● Assigned task
What is needed here is every entry, retyped exactly.

● Dataset excerpts
┌────────

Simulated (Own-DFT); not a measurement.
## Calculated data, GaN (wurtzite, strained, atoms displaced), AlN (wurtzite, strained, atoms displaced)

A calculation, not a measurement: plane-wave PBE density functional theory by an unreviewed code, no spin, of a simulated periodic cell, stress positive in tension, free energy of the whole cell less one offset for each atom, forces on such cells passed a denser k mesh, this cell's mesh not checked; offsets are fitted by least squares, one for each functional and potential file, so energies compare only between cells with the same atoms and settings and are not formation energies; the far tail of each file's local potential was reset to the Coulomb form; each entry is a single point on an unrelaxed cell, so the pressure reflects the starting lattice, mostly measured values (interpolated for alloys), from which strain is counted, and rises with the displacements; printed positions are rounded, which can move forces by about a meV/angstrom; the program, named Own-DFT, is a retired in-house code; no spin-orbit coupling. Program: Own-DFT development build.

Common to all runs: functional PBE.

└────────

● Exercise result
Simulated (Own-DFT); not a measurement.
## Calculated data, GaN (wurtzite, strained, atoms displaced), AlN (wurtzite, strained, atoms displaced)

A calculation, not a measurement: plane-wave PBE density functional theory by an unreviewed code, no spin, of a simulated periodic cell, stress positive in tension, free energy of the whole cell less one offset for each atom, forces on such cells passed a denser k mesh, this cell's mesh not checked; offsets are fitted by least squares, one for each functional and potential file, so energies compare only between cells with the same atoms and settings and are not formation energies; the far tail of each file's local potential was reset to the Coulomb form; each entry is a single point on an unrelaxed cell, so the pressure reflects the starting lattice, mostly measured values (interpolated for alloys), from which strain is counted, and rises with the displacements; printed positions are rounded, which can move forces by about a meV/angstrom; the program, named Own-DFT, is a retired in-house code; no spin-orbit coupling. Program: Own-DFT development build.

Common to all runs: functional PBE.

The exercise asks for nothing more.